START DATA LISTING
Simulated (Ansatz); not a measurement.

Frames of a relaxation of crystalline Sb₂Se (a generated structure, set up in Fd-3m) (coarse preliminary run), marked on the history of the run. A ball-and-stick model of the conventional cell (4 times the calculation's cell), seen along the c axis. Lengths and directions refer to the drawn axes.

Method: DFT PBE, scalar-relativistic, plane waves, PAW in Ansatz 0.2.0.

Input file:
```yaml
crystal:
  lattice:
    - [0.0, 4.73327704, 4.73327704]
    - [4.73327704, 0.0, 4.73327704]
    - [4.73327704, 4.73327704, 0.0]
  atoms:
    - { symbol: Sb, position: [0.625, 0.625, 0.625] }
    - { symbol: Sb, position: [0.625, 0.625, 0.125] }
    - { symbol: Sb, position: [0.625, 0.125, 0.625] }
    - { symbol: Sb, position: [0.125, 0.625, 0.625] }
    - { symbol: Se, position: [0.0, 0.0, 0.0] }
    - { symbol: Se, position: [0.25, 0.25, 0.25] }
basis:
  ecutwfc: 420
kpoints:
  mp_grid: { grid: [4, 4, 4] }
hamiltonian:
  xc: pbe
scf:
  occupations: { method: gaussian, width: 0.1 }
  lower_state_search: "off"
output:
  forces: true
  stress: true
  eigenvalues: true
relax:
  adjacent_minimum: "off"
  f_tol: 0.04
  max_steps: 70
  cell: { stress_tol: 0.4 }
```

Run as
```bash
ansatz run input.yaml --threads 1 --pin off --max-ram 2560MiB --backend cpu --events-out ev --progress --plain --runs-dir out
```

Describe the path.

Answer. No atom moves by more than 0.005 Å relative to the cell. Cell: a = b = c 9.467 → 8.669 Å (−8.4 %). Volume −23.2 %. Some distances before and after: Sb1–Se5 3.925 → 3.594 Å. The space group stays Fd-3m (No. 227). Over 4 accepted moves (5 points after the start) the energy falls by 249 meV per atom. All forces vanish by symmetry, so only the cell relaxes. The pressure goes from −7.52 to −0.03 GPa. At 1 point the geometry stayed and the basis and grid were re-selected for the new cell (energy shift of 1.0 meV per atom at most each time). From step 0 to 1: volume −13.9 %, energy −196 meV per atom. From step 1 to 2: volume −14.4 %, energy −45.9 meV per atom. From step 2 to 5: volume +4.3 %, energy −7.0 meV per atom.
END DATA LISTING

TASK ITEM: Up to and including the line containing "Describe the path.", please write out the listing exactly, starting from its first line.

EXERCISE SOLUTION:
Simulated (Ansatz); not a measurement.

Frames of a relaxation of crystalline Sb₂Se (a generated structure, set up in Fd-3m) (coarse preliminary run), marked on the history of the run. A ball-and-stick model of the conventional cell (4 times the calculation's cell), seen along the c axis. Lengths and directions refer to the drawn axes.

Method: DFT PBE, scalar-relativistic, plane waves, PAW in Ansatz 0.2.0.

Input file:
```yaml
crystal:
  lattice:
    - [0.0, 4.73327704, 4.73327704]
    - [4.73327704, 0.0, 4.73327704]
    - [4.73327704, 4.73327704, 0.0]
  atoms:
    - { symbol: Sb, position: [0.625, 0.625, 0.625] }
    - { symbol: Sb, position: [0.625, 0.625, 0.125] }
    - { symbol: Sb, position: [0.625, 0.125, 0.625] }
    - { symbol: Sb, position: [0.125, 0.625, 0.625] }
    - { symbol: Se, position: [0.0, 0.0, 0.0] }
    - { symbol: Se, position: [0.25, 0.25, 0.25] }
basis:
  ecutwfc: 420
kpoints:
  mp_grid: { grid: [4, 4, 4] }
hamiltonian:
  xc: pbe
scf:
  occupations: { method: gaussian, width: 0.1 }
  lower_state_search: "off"
output:
  forces: true
  stress: true
  eigenvalues: true
relax:
  adjacent_minimum: "off"
  f_tol: 0.04
  max_steps: 70
  cell: { stress_tol: 0.4 }
```

Run as
```bash
ansatz run input.yaml --threads 1 --pin off --max-ram 2560MiB --backend cpu --events-out ev --progress --plain --runs-dir out
```

Describe the path.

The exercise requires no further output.